Task item: This task calls for every entry below to be repeated exactly.

------------------------------------------------------------

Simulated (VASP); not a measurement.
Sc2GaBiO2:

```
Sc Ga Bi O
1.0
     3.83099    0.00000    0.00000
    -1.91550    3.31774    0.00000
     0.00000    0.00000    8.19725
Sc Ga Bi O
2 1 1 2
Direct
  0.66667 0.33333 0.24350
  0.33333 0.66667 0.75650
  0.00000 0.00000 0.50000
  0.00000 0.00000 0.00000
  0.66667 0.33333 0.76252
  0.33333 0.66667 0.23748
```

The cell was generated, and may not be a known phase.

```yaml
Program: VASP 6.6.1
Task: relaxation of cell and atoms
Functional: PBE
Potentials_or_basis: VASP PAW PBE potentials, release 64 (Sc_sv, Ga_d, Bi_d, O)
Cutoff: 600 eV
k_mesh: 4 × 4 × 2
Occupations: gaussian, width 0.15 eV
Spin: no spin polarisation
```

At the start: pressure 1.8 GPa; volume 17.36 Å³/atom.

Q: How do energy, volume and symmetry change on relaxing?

------------------------------------------------------------

Reply:
Simulated (VASP); not a measurement.
Sc2GaBiO2:

```
Sc Ga Bi O
1.0
     3.83099    0.00000    0.00000
    -1.91550    3.31774    0.00000
     0.00000    0.00000    8.19725
Sc Ga Bi O
2 1 1 2
Direct
  0.66667 0.33333 0.24350
  0.33333 0.66667 0.75650
  0.00000 0.00000 0.50000
  0.00000 0.00000 0.00000
  0.66667 0.33333 0.76252
  0.33333 0.66667 0.23748
```

The cell was generated, and may not be a known phase.

```yaml
Program: VASP 6.6.1
Task: relaxation of cell and atoms
Functional: PBE
Potentials_or_basis: VASP PAW PBE potentials, release 64 (Sc_sv, Ga_d, Bi_d, O)
Cutoff: 600 eV
k_mesh: 4 × 4 × 2
Occupations: gaussian, width 0.15 eV
Spin: no spin polarisation
```

At the start: pressure 1.8 GPa; volume 17.36 Å³/atom.

Q: How do energy, volume and symmetry change on relaxing?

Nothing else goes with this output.